Requirement -
Beginning with the first line of the data below, extract each line up to and including the one containing "Task: From these". Copy them exactly and add nothing.

Material supplied -
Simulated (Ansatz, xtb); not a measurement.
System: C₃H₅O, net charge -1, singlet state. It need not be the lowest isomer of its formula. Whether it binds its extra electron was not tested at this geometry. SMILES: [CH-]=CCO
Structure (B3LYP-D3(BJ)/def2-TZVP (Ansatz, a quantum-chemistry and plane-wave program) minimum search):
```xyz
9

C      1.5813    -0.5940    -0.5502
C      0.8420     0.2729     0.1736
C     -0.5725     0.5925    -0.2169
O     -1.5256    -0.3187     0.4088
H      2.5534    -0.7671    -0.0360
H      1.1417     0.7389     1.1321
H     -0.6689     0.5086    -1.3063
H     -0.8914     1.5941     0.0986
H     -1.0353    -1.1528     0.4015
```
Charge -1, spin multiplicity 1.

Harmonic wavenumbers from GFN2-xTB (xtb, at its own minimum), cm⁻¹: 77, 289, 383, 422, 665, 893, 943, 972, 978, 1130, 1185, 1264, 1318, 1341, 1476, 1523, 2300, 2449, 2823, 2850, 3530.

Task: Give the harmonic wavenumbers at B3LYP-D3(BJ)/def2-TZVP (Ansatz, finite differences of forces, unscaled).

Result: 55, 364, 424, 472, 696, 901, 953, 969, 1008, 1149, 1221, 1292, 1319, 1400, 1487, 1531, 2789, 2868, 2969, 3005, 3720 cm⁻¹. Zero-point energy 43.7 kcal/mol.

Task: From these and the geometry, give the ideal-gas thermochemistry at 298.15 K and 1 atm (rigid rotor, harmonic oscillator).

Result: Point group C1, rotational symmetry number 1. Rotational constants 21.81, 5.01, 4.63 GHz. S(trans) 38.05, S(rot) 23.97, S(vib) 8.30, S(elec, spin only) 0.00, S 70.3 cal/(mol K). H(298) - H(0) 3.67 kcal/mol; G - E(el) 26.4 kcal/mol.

Expected answer -
Simulated (Ansatz, xtb); not a measurement.
System: C₃H₅O, net charge -1, singlet state. It need not be the lowest isomer of its formula. Whether it binds its extra electron was not tested at this geometry. SMILES: [CH-]=CCO
Structure (B3LYP-D3(BJ)/def2-TZVP (Ansatz, a quantum-chemistry and plane-wave program) minimum search):
```xyz
9

C      1.5813    -0.5940    -0.5502
C      0.8420     0.2729     0.1736
C     -0.5725     0.5925    -0.2169
O     -1.5256    -0.3187     0.4088
H      2.5534    -0.7671    -0.0360
H      1.1417     0.7389     1.1321
H     -0.6689     0.5086    -1.3063
H     -0.8914     1.5941     0.0986
H     -1.0353    -1.1528     0.4015
```
Charge -1, spin multiplicity 1.

Harmonic wavenumbers from GFN2-xTB (xtb, at its own minimum), cm⁻¹: 77, 289, 383, 422, 665, 893, 943, 972, 978, 1130, 1185, 1264, 1318, 1341, 1476, 1523, 2300, 2449, 2823, 2850, 3530.

Task: Give the harmonic wavenumbers at B3LYP-D3(BJ)/def2-TZVP (Ansatz, finite differences of forces, unscaled).

Result: 55, 364, 424, 472, 696, 901, 953, 969, 1008, 1149, 1221, 1292, 1319, 1400, 1487, 1531, 2789, 2868, 2969, 3005, 3720 cm⁻¹. Zero-point energy 43.7 kcal/mol.

Task: From these and the geometry, give the ideal-gas thermochemistry at 298.15 K and 1 atm (rigid rotor, harmonic oscillator).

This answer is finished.